- Information supplied:
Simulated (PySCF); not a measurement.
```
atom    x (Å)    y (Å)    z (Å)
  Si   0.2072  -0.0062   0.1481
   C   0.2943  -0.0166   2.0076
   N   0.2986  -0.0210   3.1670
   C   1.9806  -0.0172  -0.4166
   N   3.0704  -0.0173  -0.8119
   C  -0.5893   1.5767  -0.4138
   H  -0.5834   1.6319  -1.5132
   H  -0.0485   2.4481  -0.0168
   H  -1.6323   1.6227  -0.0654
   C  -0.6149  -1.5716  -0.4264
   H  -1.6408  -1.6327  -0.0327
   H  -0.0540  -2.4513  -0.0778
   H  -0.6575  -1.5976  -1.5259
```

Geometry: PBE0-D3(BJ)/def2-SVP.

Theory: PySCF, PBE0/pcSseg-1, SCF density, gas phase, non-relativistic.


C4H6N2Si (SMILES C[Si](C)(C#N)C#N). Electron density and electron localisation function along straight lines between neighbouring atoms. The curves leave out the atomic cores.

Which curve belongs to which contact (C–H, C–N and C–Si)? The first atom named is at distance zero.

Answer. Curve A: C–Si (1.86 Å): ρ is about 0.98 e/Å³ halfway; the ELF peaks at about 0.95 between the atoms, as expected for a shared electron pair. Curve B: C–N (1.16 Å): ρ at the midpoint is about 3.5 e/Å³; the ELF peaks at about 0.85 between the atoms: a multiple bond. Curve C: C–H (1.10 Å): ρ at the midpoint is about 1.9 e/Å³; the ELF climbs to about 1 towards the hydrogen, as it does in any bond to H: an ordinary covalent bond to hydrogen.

- Exercise: Nothing but the lines from the first line of the data through the line with "Theory: PySCF, PBE0/pcSseg-1, SCF" should be returned, exactly as they appear, both ends included.

- Answer area:
Simulated (PySCF); not a measurement.
```
atom    x (Å)    y (Å)    z (Å)
  Si   0.2072  -0.0062   0.1481
   C   0.2943  -0.0166   2.0076
   N   0.2986  -0.0210   3.1670
   C   1.9806  -0.0172  -0.4166
   N   3.0704  -0.0173  -0.8119
   C  -0.5893   1.5767  -0.4138
   H  -0.5834   1.6319  -1.5132
   H  -0.0485   2.4481  -0.0168
   H  -1.6323   1.6227  -0.0654
   C  -0.6149  -1.5716  -0.4264
   H  -1.6408  -1.6327  -0.0327
   H  -0.0540  -2.4513  -0.0778
   H  -0.6575  -1.5976  -1.5259
```

Geometry: PBE0-D3(BJ)/def2-SVP.

Theory: PySCF, PBE0/pcSseg-1, SCF density, gas phase, non-relativistic.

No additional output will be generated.